--- EXCERPTED RECORDS Enclosed Below ---
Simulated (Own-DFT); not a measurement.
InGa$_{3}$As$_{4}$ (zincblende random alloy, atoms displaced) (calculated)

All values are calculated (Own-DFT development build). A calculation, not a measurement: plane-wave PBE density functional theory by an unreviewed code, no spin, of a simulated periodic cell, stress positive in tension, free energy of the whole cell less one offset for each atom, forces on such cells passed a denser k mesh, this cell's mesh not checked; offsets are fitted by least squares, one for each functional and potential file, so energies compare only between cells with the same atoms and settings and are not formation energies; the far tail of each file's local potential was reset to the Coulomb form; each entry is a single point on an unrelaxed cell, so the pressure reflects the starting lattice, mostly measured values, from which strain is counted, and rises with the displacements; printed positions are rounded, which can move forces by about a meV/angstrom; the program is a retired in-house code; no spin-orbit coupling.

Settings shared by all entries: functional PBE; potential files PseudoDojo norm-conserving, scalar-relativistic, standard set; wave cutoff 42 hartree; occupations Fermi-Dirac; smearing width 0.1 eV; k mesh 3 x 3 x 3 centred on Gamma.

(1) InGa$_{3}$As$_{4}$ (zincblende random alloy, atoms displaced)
--- End of Enclosed EXCERPTED RECORDS ---

#### [TASK ITEM]
Copy, please, every line from the start of the entries down to the line that holds "All values are", with both of those lines included and no others.

#### [TASK SOLUTION]
Simulated (Own-DFT); not a measurement.
InGa$_{3}$As$_{4}$ (zincblende random alloy, atoms displaced) (calculated)

All values are calculated (Own-DFT development build). A calculation, not a measurement: plane-wave PBE density functional theory by an unreviewed code, no spin, of a simulated periodic cell, stress positive in tension, free energy of the whole cell less one offset for each atom, forces on such cells passed a denser k mesh, this cell's mesh not checked; offsets are fitted by least squares, one for each functional and potential file, so energies compare only between cells with the same atoms and settings and are not formation energies; the far tail of each file's local potential was reset to the Coulomb form; each entry is a single point on an unrelaxed cell, so the pressure reflects the starting lattice, mostly measured values, from which strain is counted, and rises with the displacements; printed positions are rounded, which can move forces by about a meV/angstrom; the program is a retired in-house code; no spin-orbit coupling.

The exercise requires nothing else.